### Assignment
Everything in the records should be repeated exactly.

──────

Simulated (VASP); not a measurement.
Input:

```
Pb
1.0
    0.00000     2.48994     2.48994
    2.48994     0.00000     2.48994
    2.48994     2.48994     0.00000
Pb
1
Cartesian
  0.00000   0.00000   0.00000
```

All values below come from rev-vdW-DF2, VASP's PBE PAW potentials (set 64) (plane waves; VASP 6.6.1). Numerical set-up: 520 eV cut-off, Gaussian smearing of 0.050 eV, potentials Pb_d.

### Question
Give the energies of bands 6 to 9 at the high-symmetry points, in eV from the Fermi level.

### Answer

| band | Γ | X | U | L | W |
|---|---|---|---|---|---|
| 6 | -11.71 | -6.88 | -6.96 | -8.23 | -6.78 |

──────

### Your response
Simulated (VASP); not a measurement.
Input:

```
Pb
1.0
    0.00000     2.48994     2.48994
    2.48994     0.00000     2.48994
    2.48994     2.48994     0.00000
Pb
1
Cartesian
  0.00000   0.00000   0.00000
```

All values below come from rev-vdW-DF2, VASP's PBE PAW potentials (set 64) (plane waves; VASP 6.6.1). Numerical set-up: 520 eV cut-off, Gaussian smearing of 0.050 eV, potentials Pb_d.

### Question
Give the energies of bands 6 to 9 at the high-symmetry points, in eV from the Fermi level.

### Answer

| band | Γ | X | U | L | W |
|---|---|---|---|---|---|
| 6 | -11.71 | -6.88 | -6.96 | -8.23 | -6.78 |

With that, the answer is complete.